**WORK INSTRUCTION**
Please repeat the listing exactly, starting at its first line and stopping after the line that contains "This run uses".

**INFORMATION GIVEN**
*** Begin section ***

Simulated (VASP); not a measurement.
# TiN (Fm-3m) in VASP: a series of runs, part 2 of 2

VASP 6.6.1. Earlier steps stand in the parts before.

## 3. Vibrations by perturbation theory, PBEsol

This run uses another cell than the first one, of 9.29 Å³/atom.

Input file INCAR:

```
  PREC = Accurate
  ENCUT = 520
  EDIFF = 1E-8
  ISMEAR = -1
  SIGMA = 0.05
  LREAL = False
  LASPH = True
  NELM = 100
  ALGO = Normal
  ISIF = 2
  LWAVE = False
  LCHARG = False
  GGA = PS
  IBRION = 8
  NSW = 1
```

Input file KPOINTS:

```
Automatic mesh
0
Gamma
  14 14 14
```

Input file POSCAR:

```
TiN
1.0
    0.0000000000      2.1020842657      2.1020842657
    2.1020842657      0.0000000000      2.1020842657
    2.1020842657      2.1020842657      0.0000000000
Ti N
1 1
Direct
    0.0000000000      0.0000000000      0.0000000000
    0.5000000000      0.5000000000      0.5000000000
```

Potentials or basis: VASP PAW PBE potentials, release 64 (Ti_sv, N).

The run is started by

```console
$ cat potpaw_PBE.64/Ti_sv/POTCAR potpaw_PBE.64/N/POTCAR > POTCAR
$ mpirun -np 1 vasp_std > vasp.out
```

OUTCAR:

*** End section ***

**EXERCISE SOLUTION**
Simulated (VASP); not a measurement.
# TiN (Fm-3m) in VASP: a series of runs, part 2 of 2

VASP 6.6.1. Earlier steps stand in the parts before.

## 3. Vibrations by perturbation theory, PBEsol

This run uses another cell than the first one, of 9.29 Å³/atom.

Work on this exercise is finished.